= Beginning of Section =
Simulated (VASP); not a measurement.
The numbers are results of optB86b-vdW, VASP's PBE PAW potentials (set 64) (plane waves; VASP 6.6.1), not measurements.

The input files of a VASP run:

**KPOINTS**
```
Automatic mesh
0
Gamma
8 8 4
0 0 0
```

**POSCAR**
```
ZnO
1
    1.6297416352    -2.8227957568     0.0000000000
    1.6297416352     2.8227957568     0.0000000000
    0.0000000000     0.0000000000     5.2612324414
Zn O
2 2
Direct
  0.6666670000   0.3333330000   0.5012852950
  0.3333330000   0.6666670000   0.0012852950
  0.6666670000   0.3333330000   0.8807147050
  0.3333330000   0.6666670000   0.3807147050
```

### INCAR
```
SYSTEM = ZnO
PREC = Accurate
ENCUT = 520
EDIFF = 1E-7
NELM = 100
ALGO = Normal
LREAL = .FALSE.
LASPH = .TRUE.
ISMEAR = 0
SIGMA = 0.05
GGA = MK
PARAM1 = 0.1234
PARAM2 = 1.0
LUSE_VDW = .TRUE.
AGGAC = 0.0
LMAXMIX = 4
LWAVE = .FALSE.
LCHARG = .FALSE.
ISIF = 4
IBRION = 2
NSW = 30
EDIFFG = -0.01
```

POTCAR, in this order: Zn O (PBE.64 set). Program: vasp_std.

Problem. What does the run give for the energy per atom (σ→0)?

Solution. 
= End of Section =

Work task
Lines from the start of the entries through the one containing "Problem. What does" are to be set down again exactly, both ends included.

Problem solution
Simulated (VASP); not a measurement.
The numbers are results of optB86b-vdW, VASP's PBE PAW potentials (set 64) (plane waves; VASP 6.6.1), not measurements.

The input files of a VASP run:

**KPOINTS**
```
Automatic mesh
0
Gamma
8 8 4
0 0 0
```

**POSCAR**
```
ZnO
1
    1.6297416352    -2.8227957568     0.0000000000
    1.6297416352     2.8227957568     0.0000000000
    0.0000000000     0.0000000000     5.2612324414
Zn O
2 2
Direct
  0.6666670000   0.3333330000   0.5012852950
  0.3333330000   0.6666670000   0.0012852950
  0.6666670000   0.3333330000   0.8807147050
  0.3333330000   0.6666670000   0.3807147050
```

### INCAR
```
SYSTEM = ZnO
PREC = Accurate
ENCUT = 520
EDIFF = 1E-7
NELM = 100
ALGO = Normal
LREAL = .FALSE.
LASPH = .TRUE.
ISMEAR = 0
SIGMA = 0.05
GGA = MK
PARAM1 = 0.1234
PARAM2 = 1.0
LUSE_VDW = .TRUE.
AGGAC = 0.0
LMAXMIX = 4
LWAVE = .FALSE.
LCHARG = .FALSE.
ISIF = 4
IBRION = 2
NSW = 30
EDIFFG = -0.01
```

POTCAR, in this order: Zn O (PBE.64 set). Program: vasp_std.

Problem. What does the run give for the energy per atom (σ→0)?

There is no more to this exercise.